● EXTRACTED ENTRIES:
────────────────────────────────────────

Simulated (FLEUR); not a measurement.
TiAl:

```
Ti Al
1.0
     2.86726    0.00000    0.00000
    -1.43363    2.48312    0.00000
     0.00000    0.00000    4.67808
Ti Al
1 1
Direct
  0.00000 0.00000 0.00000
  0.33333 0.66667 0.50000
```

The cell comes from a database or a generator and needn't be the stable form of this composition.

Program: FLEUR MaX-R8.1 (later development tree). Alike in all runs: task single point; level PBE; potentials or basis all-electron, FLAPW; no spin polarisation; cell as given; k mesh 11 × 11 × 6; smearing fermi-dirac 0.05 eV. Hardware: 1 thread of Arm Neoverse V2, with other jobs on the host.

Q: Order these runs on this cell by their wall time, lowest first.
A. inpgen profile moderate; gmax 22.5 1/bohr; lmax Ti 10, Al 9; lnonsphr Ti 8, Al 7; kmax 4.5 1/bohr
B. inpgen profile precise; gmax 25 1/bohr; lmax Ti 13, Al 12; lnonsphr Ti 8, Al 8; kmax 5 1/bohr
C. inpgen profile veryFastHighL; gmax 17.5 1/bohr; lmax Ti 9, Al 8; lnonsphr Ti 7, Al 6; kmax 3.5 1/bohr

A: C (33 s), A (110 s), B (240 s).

────────────────────────────────────────

● WORK ORDER: Your task is to set down only the lines that run from the opening of the listing to the line with "The cell comes", both ends included, each unchanged.

● TASK ANSWER:
Simulated (FLEUR); not a measurement.
TiAl:

```
Ti Al
1.0
     2.86726    0.00000    0.00000
    -1.43363    2.48312    0.00000
     0.00000    0.00000    4.67808
Ti Al
1 1
Direct
  0.00000 0.00000 0.00000
  0.33333 0.66667 0.50000
```

The cell comes from a database or a generator and needn't be the stable form of this composition.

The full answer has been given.